--- ACTION ITEM ---
Would you repeat every line of the material exactly?

--- AVAILABLE DATA ---
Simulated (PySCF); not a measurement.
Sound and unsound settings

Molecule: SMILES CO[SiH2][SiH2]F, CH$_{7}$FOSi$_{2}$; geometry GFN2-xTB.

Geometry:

--- WRITTEN REPLY ---
Simulated (PySCF); not a measurement.
Sound and unsound settings

Molecule: SMILES CO[SiH2][SiH2]F, CH$_{7}$FOSi$_{2}$; geometry GFN2-xTB.

Geometry:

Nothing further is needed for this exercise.